▸ Record extracts
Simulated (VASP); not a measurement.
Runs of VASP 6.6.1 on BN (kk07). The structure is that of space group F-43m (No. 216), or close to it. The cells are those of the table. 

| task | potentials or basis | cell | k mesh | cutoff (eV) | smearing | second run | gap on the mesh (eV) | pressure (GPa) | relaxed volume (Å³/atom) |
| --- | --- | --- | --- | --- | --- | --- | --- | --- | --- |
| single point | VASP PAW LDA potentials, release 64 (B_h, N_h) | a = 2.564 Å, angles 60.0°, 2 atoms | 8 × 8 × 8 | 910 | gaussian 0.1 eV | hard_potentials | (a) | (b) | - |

▸ Work request
Each of the entries above is to be repeated exactly.

▸ Written reply
Simulated (VASP); not a measurement.
Runs of VASP 6.6.1 on BN (kk07). The structure is that of space group F-43m (No. 216), or close to it. The cells are those of the table. 

| task | potentials or basis | cell | k mesh | cutoff (eV) | smearing | second run | gap on the mesh (eV) | pressure (GPa) | relaxed volume (Å³/atom) |
| --- | --- | --- | --- | --- | --- | --- | --- | --- | --- |
| single point | VASP PAW LDA potentials, release 64 (B_h, N_h) | a = 2.564 Å, angles 60.0°, 2 atoms | 8 × 8 × 8 | 910 | gaussian 0.1 eV | hard_potentials | (a) | (b) | - |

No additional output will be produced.